◆ EXERCISE ◆
Will you quote all of the entries, word for word?

--- START ---

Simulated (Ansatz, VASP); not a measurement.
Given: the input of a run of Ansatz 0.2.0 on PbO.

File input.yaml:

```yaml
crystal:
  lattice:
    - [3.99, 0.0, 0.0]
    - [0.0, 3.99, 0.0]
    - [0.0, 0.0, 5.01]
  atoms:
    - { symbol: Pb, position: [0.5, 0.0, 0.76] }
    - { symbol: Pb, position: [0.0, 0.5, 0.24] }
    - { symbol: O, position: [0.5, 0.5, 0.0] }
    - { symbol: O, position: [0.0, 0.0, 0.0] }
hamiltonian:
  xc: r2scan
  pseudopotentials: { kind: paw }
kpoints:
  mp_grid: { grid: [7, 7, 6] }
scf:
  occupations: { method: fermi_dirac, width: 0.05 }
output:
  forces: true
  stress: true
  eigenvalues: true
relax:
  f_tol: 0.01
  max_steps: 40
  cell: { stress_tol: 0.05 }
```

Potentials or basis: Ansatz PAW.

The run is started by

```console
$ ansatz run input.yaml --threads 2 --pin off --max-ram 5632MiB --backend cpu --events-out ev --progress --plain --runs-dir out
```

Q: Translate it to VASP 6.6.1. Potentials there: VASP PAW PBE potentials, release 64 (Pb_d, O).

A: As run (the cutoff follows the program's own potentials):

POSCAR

--- END ---

◆ REPLY ◆
Simulated (Ansatz, VASP); not a measurement.
Given: the input of a run of Ansatz 0.2.0 on PbO.

File input.yaml:

```yaml
crystal:
  lattice:
    - [3.99, 0.0, 0.0]
    - [0.0, 3.99, 0.0]
    - [0.0, 0.0, 5.01]
  atoms:
    - { symbol: Pb, position: [0.5, 0.0, 0.76] }
    - { symbol: Pb, position: [0.0, 0.5, 0.24] }
    - { symbol: O, position: [0.5, 0.5, 0.0] }
    - { symbol: O, position: [0.0, 0.0, 0.0] }
hamiltonian:
  xc: r2scan
  pseudopotentials: { kind: paw }
kpoints:
  mp_grid: { grid: [7, 7, 6] }
scf:
  occupations: { method: fermi_dirac, width: 0.05 }
output:
  forces: true
  stress: true
  eigenvalues: true
relax:
  f_tol: 0.01
  max_steps: 40
  cell: { stress_tol: 0.05 }
```

Potentials or basis: Ansatz PAW.

The run is started by

```console
$ ansatz run input.yaml --threads 2 --pin off --max-ram 5632MiB --backend cpu --events-out ev --progress --plain --runs-dir out
```

Q: Translate it to VASP 6.6.1. Potentials there: VASP PAW PBE potentials, release 64 (Pb_d, O).

A: As run (the cutoff follows the program's own potentials):

POSCAR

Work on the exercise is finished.